Extracted data
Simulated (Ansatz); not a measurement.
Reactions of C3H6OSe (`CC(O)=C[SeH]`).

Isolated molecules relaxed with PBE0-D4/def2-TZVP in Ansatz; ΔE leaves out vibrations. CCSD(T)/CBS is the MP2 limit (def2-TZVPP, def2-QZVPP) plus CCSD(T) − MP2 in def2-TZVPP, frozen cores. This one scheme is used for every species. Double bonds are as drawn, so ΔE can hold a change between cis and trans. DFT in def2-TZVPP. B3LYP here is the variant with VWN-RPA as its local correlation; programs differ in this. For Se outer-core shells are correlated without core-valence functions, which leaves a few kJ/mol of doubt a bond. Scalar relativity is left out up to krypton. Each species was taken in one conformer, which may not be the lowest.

Action item
Please type the entries above out again exactly.

Response
Simulated (Ansatz); not a measurement.
Reactions of C3H6OSe (`CC(O)=C[SeH]`).

Isolated molecules relaxed with PBE0-D4/def2-TZVP in Ansatz; ΔE leaves out vibrations. CCSD(T)/CBS is the MP2 limit (def2-TZVPP, def2-QZVPP) plus CCSD(T) − MP2 in def2-TZVPP, frozen cores. This one scheme is used for every species. Double bonds are as drawn, so ΔE can hold a change between cis and trans. DFT in def2-TZVPP. B3LYP here is the variant with VWN-RPA as its local correlation; programs differ in this. For Se outer-core shells are correlated without core-valence functions, which leaves a few kJ/mol of doubt a bond. Scalar relativity is left out up to krypton. Each species was taken in one conformer, which may not be the lowest.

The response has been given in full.